* [RECORDED INFORMATION]:
<<<<

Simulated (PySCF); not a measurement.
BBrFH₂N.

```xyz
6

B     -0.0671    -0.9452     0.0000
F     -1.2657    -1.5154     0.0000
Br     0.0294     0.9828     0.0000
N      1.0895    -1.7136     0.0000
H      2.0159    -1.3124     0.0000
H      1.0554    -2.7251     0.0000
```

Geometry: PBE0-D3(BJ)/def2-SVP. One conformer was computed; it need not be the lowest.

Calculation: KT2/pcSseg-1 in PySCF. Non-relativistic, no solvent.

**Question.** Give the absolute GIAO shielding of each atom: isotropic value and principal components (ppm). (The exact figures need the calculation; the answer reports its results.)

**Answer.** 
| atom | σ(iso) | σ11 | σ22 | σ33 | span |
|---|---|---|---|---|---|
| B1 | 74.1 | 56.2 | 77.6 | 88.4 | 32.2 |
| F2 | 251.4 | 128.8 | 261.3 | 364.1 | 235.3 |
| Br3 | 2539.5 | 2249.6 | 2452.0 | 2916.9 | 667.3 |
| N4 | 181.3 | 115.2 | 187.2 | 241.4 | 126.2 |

>>>>

Quote exactly the first line of the entries and every line after it, stopping with the line that contains "2916.9 | 667.3 |".

Simulated (PySCF); not a measurement.
BBrFH₂N.

```xyz
6

B     -0.0671    -0.9452     0.0000
F     -1.2657    -1.5154     0.0000
Br     0.0294     0.9828     0.0000
N      1.0895    -1.7136     0.0000
H      2.0159    -1.3124     0.0000
H      1.0554    -2.7251     0.0000
```

Geometry: PBE0-D3(BJ)/def2-SVP. One conformer was computed; it need not be the lowest.

Calculation: KT2/pcSseg-1 in PySCF. Non-relativistic, no solvent.

**Question.** Give the absolute GIAO shielding of each atom: isotropic value and principal components (ppm). (The exact figures need the calculation; the answer reports its results.)

**Answer.** 
| atom | σ(iso) | σ11 | σ22 | σ33 | span |
|---|---|---|---|---|---|
| B1 | 74.1 | 56.2 | 77.6 | 88.4 | 32.2 |
| F2 | 251.4 | 128.8 | 261.3 | 364.1 | 235.3 |
| Br3 | 2539.5 | 2249.6 | 2452.0 | 2916.9 | 667.3 |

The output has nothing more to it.